── THE DATA
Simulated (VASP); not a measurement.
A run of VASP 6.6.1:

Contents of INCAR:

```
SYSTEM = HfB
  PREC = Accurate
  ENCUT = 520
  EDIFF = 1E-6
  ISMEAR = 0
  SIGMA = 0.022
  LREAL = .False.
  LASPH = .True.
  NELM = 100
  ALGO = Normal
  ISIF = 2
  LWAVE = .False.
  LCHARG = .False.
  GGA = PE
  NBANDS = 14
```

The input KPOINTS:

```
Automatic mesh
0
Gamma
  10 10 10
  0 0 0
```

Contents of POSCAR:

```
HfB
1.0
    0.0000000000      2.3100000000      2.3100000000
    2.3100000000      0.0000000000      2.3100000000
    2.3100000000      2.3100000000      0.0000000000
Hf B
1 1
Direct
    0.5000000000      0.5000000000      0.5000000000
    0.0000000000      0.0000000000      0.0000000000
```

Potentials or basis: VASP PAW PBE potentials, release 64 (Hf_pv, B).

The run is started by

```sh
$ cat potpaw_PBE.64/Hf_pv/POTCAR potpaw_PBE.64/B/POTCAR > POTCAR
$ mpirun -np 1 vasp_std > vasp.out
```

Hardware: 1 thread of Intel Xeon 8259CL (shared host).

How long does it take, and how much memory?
────

▸ **REQUIREMENT**: Start at the first line and transcribe the data exactly through the last.

▸ **WRITTEN REPLY**:
Simulated (VASP); not a measurement.
A run of VASP 6.6.1:

Contents of INCAR:

```
SYSTEM = HfB
  PREC = Accurate
  ENCUT = 520
  EDIFF = 1E-6
  ISMEAR = 0
  SIGMA = 0.022
  LREAL = .False.
  LASPH = .True.
  NELM = 100
  ALGO = Normal
  ISIF = 2
  LWAVE = .False.
  LCHARG = .False.
  GGA = PE
  NBANDS = 14
```

The input KPOINTS:

```
Automatic mesh
0
Gamma
  10 10 10
  0 0 0
```

Contents of POSCAR:

```
HfB
1.0
    0.0000000000      2.3100000000      2.3100000000
    2.3100000000      0.0000000000      2.3100000000
    2.3100000000      2.3100000000      0.0000000000
Hf B
1 1
Direct
    0.5000000000      0.5000000000      0.5000000000
    0.0000000000      0.0000000000      0.0000000000
```

Potentials or basis: VASP PAW PBE potentials, release 64 (Hf_pv, B).

The run is started by

```sh
$ cat potpaw_PBE.64/Hf_pv/POTCAR potpaw_PBE.64/B/POTCAR > POTCAR
$ mpirun -np 1 vasp_std > vasp.out
```

Hardware: 1 thread of Intel Xeon 8259CL (shared host).

How long does it take, and how much memory?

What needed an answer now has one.